## WORK INSTRUCTION
Would you write out, word for word, each line of the records below from the top through the one holding "or across it?**"?

## DATA SECTION
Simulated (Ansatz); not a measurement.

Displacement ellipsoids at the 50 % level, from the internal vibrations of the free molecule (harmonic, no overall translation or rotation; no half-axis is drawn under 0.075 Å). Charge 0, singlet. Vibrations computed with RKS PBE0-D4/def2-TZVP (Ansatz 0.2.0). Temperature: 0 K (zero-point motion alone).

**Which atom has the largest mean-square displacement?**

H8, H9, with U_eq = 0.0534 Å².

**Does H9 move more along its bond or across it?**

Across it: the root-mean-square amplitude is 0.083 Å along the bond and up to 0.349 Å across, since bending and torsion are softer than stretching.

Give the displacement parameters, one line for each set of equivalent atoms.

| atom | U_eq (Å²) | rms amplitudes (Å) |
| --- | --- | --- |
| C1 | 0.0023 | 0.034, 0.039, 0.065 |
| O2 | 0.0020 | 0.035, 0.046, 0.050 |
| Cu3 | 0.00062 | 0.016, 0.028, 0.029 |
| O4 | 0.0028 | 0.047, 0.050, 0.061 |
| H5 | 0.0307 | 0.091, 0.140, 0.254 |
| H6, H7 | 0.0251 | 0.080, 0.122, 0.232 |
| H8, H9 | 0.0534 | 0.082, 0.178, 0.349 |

## EXERCISE OUTPUT
Simulated (Ansatz); not a measurement.

Displacement ellipsoids at the 50 % level, from the internal vibrations of the free molecule (harmonic, no overall translation or rotation; no half-axis is drawn under 0.075 Å). Charge 0, singlet. Vibrations computed with RKS PBE0-D4/def2-TZVP (Ansatz 0.2.0). Temperature: 0 K (zero-point motion alone).

**Which atom has the largest mean-square displacement?**

H8, H9, with U_eq = 0.0534 Å².

**Does H9 move more along its bond or across it?**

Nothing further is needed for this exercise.